Supplied records:

+---+

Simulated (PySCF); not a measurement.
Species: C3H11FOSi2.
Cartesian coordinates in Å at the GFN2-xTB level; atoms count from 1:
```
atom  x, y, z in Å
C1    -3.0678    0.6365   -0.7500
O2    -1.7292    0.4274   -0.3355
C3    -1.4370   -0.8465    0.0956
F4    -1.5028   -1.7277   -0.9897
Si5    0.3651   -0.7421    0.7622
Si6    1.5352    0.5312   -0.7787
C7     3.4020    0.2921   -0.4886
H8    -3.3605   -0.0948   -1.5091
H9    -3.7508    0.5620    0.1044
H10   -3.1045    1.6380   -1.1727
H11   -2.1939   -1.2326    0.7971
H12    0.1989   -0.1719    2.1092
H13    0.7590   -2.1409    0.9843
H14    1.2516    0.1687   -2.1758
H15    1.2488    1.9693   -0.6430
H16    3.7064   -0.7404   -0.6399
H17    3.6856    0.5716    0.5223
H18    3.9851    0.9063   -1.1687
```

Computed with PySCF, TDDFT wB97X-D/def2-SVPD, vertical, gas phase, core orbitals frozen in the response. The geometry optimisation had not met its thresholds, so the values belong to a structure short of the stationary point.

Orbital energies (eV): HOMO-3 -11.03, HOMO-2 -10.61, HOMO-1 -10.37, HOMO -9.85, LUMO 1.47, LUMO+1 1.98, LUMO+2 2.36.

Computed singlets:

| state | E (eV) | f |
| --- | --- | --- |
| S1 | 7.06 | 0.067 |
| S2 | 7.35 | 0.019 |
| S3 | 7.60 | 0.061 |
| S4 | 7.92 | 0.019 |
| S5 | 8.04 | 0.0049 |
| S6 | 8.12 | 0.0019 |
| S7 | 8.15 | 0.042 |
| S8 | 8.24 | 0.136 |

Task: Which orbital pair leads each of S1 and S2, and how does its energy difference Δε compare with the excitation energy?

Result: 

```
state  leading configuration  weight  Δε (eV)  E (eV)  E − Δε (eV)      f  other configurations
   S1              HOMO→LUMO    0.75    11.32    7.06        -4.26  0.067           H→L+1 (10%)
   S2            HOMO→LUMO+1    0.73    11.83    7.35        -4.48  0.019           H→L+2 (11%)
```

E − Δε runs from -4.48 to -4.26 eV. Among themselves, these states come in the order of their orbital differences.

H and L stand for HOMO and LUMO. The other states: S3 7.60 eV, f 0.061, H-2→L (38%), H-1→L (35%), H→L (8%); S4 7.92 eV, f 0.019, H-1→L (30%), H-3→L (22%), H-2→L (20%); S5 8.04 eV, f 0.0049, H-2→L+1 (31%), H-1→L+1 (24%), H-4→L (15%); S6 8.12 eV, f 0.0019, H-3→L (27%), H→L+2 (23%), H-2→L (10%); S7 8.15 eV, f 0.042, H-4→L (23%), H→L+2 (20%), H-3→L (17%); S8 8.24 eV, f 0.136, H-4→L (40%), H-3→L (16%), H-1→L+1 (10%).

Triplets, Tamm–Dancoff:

+---+

Assigned task:
Of the entries listed above, reproduce only the lines starting at the line containing "7.06 | 0.067 |" and ending at the line containing "H and L stand". Include both, exactly as they stand.

Exercise answer:
| S1 | 7.06 | 0.067 |
| S2 | 7.35 | 0.019 |
| S3 | 7.60 | 0.061 |
| S4 | 7.92 | 0.019 |
| S5 | 8.04 | 0.0049 |
| S6 | 8.12 | 0.0019 |
| S7 | 8.15 | 0.042 |
| S8 | 8.24 | 0.136 |

Task: Which orbital pair leads each of S1 and S2, and how does its energy difference Δε compare with the excitation energy?

Result: 

```
state  leading configuration  weight  Δε (eV)  E (eV)  E − Δε (eV)      f  other configurations
   S1              HOMO→LUMO    0.75    11.32    7.06        -4.26  0.067           H→L+1 (10%)
   S2            HOMO→LUMO+1    0.73    11.83    7.35        -4.48  0.019           H→L+2 (11%)
```

E − Δε runs from -4.48 to -4.26 eV. Among themselves, these states come in the order of their orbital differences.

H and L stand for HOMO and LUMO. The other states: S3 7.60 eV, f 0.061, H-2→L (38%), H-1→L (35%), H→L (8%); S4 7.92 eV, f 0.019, H-1→L (30%), H-3→L (22%), H-2→L (20%); S5 8.04 eV, f 0.0049, H-2→L+1 (31%), H-1→L+1 (24%), H-4→L (15%); S6 8.12 eV, f 0.0019, H-3→L (27%), H→L+2 (23%), H-2→L (10%); S7 8.15 eV, f 0.042, H-4→L (23%), H→L+2 (20%), H-3→L (17%); S8 8.24 eV, f 0.136, H-4→L (40%), H-3→L (16%), H-1→L+1 (10%).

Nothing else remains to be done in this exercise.